**REQUIRED ACTION:** Print the lines that run from the line with "cell | 66 | 114 |" to the line with "from the codes.", keeping both end lines, exactly as they appear in the entries below, and nothing else.

(LISTED ENTRIES begins)
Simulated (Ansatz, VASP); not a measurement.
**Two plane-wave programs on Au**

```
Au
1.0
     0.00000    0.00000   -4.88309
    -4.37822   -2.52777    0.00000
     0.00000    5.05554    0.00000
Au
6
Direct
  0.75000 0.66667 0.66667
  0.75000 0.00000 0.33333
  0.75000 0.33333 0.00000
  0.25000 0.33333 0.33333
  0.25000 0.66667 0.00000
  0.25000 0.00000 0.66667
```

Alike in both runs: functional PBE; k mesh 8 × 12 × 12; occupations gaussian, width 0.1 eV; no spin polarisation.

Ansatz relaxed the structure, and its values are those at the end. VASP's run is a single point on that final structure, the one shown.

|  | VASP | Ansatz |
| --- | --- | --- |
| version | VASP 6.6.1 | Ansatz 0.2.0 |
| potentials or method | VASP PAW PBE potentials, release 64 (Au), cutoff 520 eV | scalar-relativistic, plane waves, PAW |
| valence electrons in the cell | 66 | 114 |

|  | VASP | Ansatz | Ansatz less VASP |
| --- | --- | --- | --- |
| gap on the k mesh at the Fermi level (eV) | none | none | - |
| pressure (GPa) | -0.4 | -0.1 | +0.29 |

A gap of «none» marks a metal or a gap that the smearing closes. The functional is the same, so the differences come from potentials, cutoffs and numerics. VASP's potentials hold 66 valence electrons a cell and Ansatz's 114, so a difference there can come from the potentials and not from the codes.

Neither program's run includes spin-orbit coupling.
(LISTED ENTRIES ends)

**SOLUTION:**
| valence electrons in the cell | 66 | 114 |

|  | VASP | Ansatz | Ansatz less VASP |
| --- | --- | --- | --- |
| gap on the k mesh at the Fermi level (eV) | none | none | - |
| pressure (GPa) | -0.4 | -0.1 | +0.29 |

A gap of «none» marks a metal or a gap that the smearing closes. The functional is the same, so the differences come from potentials, cutoffs and numerics. VASP's potentials hold 66 valence electrons a cell and Ansatz's 114, so a difference there can come from the potentials and not from the codes.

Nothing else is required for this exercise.